*RECORDS SUPPLIED*
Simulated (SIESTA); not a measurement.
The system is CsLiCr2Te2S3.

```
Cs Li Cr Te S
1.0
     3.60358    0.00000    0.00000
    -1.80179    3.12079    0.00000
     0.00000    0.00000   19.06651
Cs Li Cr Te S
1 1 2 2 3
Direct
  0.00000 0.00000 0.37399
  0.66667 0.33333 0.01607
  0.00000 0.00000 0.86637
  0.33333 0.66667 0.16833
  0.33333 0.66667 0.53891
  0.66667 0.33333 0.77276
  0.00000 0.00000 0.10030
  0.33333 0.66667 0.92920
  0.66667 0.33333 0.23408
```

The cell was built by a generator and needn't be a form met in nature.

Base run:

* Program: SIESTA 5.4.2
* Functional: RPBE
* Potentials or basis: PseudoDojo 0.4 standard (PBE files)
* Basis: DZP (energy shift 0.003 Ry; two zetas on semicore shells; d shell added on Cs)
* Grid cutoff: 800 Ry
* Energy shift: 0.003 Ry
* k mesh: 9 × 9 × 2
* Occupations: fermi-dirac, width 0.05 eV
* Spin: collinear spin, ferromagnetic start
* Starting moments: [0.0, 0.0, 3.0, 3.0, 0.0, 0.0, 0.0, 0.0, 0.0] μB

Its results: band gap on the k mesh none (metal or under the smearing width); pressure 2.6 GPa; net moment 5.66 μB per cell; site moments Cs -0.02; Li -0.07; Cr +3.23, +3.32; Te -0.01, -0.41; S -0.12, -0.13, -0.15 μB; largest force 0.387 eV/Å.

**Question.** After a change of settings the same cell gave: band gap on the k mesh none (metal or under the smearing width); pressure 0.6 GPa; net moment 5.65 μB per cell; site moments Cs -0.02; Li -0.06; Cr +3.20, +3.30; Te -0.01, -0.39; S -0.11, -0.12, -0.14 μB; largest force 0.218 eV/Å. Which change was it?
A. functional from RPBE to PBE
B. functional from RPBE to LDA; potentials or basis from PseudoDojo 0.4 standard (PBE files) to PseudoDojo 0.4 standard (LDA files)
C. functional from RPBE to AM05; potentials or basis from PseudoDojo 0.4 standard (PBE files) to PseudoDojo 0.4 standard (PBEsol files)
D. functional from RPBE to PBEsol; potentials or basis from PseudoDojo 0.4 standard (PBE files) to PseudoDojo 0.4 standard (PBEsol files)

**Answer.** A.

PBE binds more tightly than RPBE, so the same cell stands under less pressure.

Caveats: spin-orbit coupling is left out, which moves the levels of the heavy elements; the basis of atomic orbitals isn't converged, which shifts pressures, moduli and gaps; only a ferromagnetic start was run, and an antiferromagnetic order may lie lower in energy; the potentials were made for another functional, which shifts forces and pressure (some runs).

*REQUIRED ACTION*
The answer must be a verbatim transcription of the entries above, from the first line through the line that contains "change was it?", and nothing more.

*PROBLEM SOLUTION*
Simulated (SIESTA); not a measurement.
The system is CsLiCr2Te2S3.

```
Cs Li Cr Te S
1.0
     3.60358    0.00000    0.00000
    -1.80179    3.12079    0.00000
     0.00000    0.00000   19.06651
Cs Li Cr Te S
1 1 2 2 3
Direct
  0.00000 0.00000 0.37399
  0.66667 0.33333 0.01607
  0.00000 0.00000 0.86637
  0.33333 0.66667 0.16833
  0.33333 0.66667 0.53891
  0.66667 0.33333 0.77276
  0.00000 0.00000 0.10030
  0.33333 0.66667 0.92920
  0.66667 0.33333 0.23408
```

The cell was built by a generator and needn't be a form met in nature.

Base run:

* Program: SIESTA 5.4.2
* Functional: RPBE
* Potentials or basis: PseudoDojo 0.4 standard (PBE files)
* Basis: DZP (energy shift 0.003 Ry; two zetas on semicore shells; d shell added on Cs)
* Grid cutoff: 800 Ry
* Energy shift: 0.003 Ry
* k mesh: 9 × 9 × 2
* Occupations: fermi-dirac, width 0.05 eV
* Spin: collinear spin, ferromagnetic start
* Starting moments: [0.0, 0.0, 3.0, 3.0, 0.0, 0.0, 0.0, 0.0, 0.0] μB

Its results: band gap on the k mesh none (metal or under the smearing width); pressure 2.6 GPa; net moment 5.66 μB per cell; site moments Cs -0.02; Li -0.07; Cr +3.23, +3.32; Te -0.01, -0.41; S -0.12, -0.13, -0.15 μB; largest force 0.387 eV/Å.

**Question.** After a change of settings the same cell gave: band gap on the k mesh none (metal or under the smearing width); pressure 0.6 GPa; net moment 5.65 μB per cell; site moments Cs -0.02; Li -0.06; Cr +3.20, +3.30; Te -0.01, -0.39; S -0.11, -0.12, -0.14 μB; largest force 0.218 eV/Å. Which change was it?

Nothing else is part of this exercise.